#### Data for analysis:
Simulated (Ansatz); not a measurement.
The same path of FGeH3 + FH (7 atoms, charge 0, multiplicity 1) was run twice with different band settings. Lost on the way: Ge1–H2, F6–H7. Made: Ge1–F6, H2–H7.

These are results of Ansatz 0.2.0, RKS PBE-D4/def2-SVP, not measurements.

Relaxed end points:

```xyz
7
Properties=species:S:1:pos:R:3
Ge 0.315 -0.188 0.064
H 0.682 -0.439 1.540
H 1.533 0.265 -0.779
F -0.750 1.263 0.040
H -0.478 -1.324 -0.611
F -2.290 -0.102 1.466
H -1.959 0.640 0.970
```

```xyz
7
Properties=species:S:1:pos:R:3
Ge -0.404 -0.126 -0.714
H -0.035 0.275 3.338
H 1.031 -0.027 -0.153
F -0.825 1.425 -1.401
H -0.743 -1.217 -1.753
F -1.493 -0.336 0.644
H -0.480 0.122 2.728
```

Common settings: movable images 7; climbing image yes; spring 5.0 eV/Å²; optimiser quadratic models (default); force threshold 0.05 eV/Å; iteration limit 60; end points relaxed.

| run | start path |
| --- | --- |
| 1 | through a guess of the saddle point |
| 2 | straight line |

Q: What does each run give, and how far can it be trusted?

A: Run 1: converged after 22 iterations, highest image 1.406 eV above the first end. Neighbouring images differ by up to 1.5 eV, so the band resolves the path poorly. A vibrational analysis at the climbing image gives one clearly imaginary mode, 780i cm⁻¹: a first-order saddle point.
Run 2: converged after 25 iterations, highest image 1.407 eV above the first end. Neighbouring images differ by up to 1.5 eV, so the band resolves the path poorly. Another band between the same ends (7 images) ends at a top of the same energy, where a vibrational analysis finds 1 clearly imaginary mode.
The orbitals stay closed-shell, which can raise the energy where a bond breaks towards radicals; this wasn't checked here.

#### Task item:
Only the lines from the beginning of the listing through the line containing "Run 2: converged" are wanted, each restated word for word.

#### Exercise response:
Simulated (Ansatz); not a measurement.
The same path of FGeH3 + FH (7 atoms, charge 0, multiplicity 1) was run twice with different band settings. Lost on the way: Ge1–H2, F6–H7. Made: Ge1–F6, H2–H7.

These are results of Ansatz 0.2.0, RKS PBE-D4/def2-SVP, not measurements.

Relaxed end points:

```xyz
7
Properties=species:S:1:pos:R:3
Ge 0.315 -0.188 0.064
H 0.682 -0.439 1.540
H 1.533 0.265 -0.779
F -0.750 1.263 0.040
H -0.478 -1.324 -0.611
F -2.290 -0.102 1.466
H -1.959 0.640 0.970
```

```xyz
7
Properties=species:S:1:pos:R:3
Ge -0.404 -0.126 -0.714
H -0.035 0.275 3.338
H 1.031 -0.027 -0.153
F -0.825 1.425 -1.401
H -0.743 -1.217 -1.753
F -1.493 -0.336 0.644
H -0.480 0.122 2.728
```

Common settings: movable images 7; climbing image yes; spring 5.0 eV/Å²; optimiser quadratic models (default); force threshold 0.05 eV/Å; iteration limit 60; end points relaxed.

| run | start path |
| --- | --- |
| 1 | through a guess of the saddle point |
| 2 | straight line |

Q: What does each run give, and how far can it be trusted?

A: Run 1: converged after 22 iterations, highest image 1.406 eV above the first end. Neighbouring images differ by up to 1.5 eV, so the band resolves the path poorly. A vibrational analysis at the climbing image gives one clearly imaginary mode, 780i cm⁻¹: a first-order saddle point.
Run 2: converged after 25 iterations, highest image 1.407 eV above the first end. Neighbouring images differ by up to 1.5 eV, so the band resolves the path poorly. Another band between the same ends (7 images) ends at a top of the same energy, where a vibrational analysis finds 1 clearly imaginary mode.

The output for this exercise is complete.